■ **Work order**
Below are several records. Retype exactly those lines running from the one with "References, each an" through the one with "Compound 1 (C6H11ClOSi).", end lines included, and no others.

■ **Given information**
+---+

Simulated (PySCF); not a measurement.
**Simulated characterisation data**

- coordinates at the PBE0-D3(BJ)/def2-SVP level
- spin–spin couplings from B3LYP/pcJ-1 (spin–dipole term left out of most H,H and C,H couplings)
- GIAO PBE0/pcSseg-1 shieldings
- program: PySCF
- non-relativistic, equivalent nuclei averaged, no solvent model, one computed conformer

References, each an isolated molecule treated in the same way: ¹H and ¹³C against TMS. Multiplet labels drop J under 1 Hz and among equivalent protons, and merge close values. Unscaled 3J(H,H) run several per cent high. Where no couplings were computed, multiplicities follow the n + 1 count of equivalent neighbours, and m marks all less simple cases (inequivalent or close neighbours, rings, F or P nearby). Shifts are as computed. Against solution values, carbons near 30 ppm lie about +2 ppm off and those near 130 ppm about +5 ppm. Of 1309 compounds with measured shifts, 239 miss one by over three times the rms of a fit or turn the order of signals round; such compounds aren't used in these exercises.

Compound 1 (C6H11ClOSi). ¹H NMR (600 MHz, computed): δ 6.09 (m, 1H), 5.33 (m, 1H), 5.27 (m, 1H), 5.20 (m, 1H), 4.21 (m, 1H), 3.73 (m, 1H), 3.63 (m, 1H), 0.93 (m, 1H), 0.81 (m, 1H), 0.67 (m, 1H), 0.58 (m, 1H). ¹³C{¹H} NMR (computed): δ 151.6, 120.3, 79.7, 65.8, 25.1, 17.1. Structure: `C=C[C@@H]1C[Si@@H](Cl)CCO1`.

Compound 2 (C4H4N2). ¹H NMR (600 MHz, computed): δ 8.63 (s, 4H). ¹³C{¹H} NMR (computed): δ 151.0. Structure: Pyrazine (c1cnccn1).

+---+

■ **Your response**
References, each an isolated molecule treated in the same way: ¹H and ¹³C against TMS. Multiplet labels drop J under 1 Hz and among equivalent protons, and merge close values. Unscaled 3J(H,H) run several per cent high. Where no couplings were computed, multiplicities follow the n + 1 count of equivalent neighbours, and m marks all less simple cases (inequivalent or close neighbours, rings, F or P nearby). Shifts are as computed. Against solution values, carbons near 30 ppm lie about +2 ppm off and those near 130 ppm about +5 ppm. Of 1309 compounds with measured shifts, 239 miss one by over three times the rms of a fit or turn the order of signals round; such compounds aren't used in these exercises.

Compound 1 (C6H11ClOSi). ¹H NMR (600 MHz, computed): δ 6.09 (m, 1H), 5.33 (m, 1H), 5.27 (m, 1H), 5.20 (m, 1H), 4.21 (m, 1H), 3.73 (m, 1H), 3.63 (m, 1H), 0.93 (m, 1H), 0.81 (m, 1H), 0.67 (m, 1H), 0.58 (m, 1H). ¹³C{¹H} NMR (computed): δ 151.6, 120.3, 79.7, 65.8, 25.1, 17.1. Structure: `C=C[C@@H]1C[Si@@H](Cl)CCO1`.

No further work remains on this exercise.